Work request
Your answer should consist only of the lines below from the one with "In the figure: one" through the one with "How does the", copied exactly.

Information shown
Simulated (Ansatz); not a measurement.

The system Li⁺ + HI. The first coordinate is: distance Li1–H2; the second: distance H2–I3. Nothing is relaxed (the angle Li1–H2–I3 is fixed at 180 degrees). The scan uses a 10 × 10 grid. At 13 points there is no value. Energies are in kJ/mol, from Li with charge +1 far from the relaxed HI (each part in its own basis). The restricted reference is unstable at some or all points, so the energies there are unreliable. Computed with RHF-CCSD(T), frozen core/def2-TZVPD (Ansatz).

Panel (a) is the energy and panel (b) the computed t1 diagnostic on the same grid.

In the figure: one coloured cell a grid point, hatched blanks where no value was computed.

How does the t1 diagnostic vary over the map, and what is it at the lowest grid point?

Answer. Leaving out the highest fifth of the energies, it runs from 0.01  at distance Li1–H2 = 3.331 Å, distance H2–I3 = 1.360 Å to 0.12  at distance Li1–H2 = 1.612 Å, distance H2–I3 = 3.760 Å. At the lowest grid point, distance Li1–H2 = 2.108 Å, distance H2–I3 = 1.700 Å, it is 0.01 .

Reply
In the figure: one coloured cell a grid point, hatched blanks where no value was computed.

How does the t1 diagnostic vary over the map, and what is it at the lowest grid point?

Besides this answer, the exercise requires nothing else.